Content starts
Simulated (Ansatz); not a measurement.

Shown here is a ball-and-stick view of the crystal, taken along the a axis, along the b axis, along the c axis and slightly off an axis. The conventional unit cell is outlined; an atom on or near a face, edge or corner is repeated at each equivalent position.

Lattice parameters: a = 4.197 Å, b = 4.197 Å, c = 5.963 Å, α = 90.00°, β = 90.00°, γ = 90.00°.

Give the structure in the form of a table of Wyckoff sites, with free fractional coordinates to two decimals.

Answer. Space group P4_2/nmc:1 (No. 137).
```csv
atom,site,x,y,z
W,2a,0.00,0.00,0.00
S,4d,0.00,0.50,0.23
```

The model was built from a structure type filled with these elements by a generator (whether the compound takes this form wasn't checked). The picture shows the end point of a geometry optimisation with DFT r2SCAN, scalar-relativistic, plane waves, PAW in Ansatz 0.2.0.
Content ends

Work task:
Lines from the beginning of the data above through the line containing "Shown here is" are to be returned exactly, and no others.

Task solution:
Simulated (Ansatz); not a measurement.

Shown here is a ball-and-stick view of the crystal, taken along the a axis, along the b axis, along the c axis and slightly off an axis. The conventional unit cell is outlined; an atom on or near a face, edge or corner is repeated at each equivalent position.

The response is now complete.